WORK INSTRUCTION: There is one span to output from the data below: the lines starting at the line with "What is the" and ending at the line with "Bond lengths: O1–Sn2 1.804 Å.". Output it exactly, ends included, nothing more.

-- -- --

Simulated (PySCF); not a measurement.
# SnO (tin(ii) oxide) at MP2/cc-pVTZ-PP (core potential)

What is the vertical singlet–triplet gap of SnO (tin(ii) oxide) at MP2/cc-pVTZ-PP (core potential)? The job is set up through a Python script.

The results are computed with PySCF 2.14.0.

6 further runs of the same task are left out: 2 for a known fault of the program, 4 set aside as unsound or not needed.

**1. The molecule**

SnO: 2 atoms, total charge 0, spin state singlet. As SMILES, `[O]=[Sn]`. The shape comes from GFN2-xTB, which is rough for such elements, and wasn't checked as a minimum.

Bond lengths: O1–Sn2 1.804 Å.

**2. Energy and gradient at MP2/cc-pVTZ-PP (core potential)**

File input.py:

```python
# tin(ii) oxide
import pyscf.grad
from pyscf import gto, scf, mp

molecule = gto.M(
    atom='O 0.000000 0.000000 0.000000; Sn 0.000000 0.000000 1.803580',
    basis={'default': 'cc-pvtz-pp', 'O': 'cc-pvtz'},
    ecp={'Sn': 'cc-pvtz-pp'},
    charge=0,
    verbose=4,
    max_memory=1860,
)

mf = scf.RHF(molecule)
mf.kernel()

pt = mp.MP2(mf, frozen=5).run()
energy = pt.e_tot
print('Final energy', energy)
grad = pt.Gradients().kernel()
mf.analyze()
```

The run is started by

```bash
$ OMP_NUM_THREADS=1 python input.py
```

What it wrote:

-- -- --

TASK SOLUTION:
What is the vertical singlet–triplet gap of SnO (tin(ii) oxide) at MP2/cc-pVTZ-PP (core potential)? The job is set up through a Python script.

The results are computed with PySCF 2.14.0.

6 further runs of the same task are left out: 2 for a known fault of the program, 4 set aside as unsound or not needed.

**1. The molecule**

SnO: 2 atoms, total charge 0, spin state singlet. As SMILES, `[O]=[Sn]`. The shape comes from GFN2-xTB, which is rough for such elements, and wasn't checked as a minimum.

Bond lengths: O1–Sn2 1.804 Å.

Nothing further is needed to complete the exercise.